**ACTIVITY**
Give again the lines of the data from its first line through the line with "### 1. The starting structure". Change nothing.

**DATA SUPPLIED**
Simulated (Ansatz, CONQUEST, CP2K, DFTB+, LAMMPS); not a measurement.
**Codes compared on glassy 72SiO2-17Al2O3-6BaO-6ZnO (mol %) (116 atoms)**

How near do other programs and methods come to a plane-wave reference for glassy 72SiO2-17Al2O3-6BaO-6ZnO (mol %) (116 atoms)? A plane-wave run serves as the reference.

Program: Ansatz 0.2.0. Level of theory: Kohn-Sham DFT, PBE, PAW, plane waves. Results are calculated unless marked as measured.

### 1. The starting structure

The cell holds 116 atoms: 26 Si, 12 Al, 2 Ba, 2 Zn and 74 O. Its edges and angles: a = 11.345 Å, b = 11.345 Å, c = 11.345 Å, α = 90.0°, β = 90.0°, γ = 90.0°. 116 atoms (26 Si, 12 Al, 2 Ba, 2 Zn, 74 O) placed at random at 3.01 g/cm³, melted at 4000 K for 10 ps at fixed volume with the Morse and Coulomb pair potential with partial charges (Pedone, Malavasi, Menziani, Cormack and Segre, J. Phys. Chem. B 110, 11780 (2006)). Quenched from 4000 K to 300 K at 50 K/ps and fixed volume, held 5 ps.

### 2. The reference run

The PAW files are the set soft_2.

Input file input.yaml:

**TASK OUTPUT**
Simulated (Ansatz, CONQUEST, CP2K, DFTB+, LAMMPS); not a measurement.
**Codes compared on glassy 72SiO2-17Al2O3-6BaO-6ZnO (mol %) (116 atoms)**

How near do other programs and methods come to a plane-wave reference for glassy 72SiO2-17Al2O3-6BaO-6ZnO (mol %) (116 atoms)? A plane-wave run serves as the reference.

Program: Ansatz 0.2.0. Level of theory: Kohn-Sham DFT, PBE, PAW, plane waves. Results are calculated unless marked as measured.

### 1. The starting structure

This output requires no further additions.